──────────
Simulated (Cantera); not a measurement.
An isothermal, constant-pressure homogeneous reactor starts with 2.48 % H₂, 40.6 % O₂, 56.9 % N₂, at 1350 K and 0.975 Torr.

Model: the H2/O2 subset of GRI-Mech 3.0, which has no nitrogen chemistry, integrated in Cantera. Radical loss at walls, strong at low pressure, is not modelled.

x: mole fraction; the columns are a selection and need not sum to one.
──────────

WORK INSTRUCTION —
Repeat the data in its entirety, exactly as written.

RESULT —
Simulated (Cantera); not a measurement.
An isothermal, constant-pressure homogeneous reactor starts with 2.48 % H₂, 40.6 % O₂, 56.9 % N₂, at 1350 K and 0.975 Torr.

Model: the H2/O2 subset of GRI-Mech 3.0, which has no nitrogen chemistry, integrated in Cantera. Radical loss at walls, strong at low pressure, is not modelled.

x: mole fraction; the columns are a selection and need not sum to one.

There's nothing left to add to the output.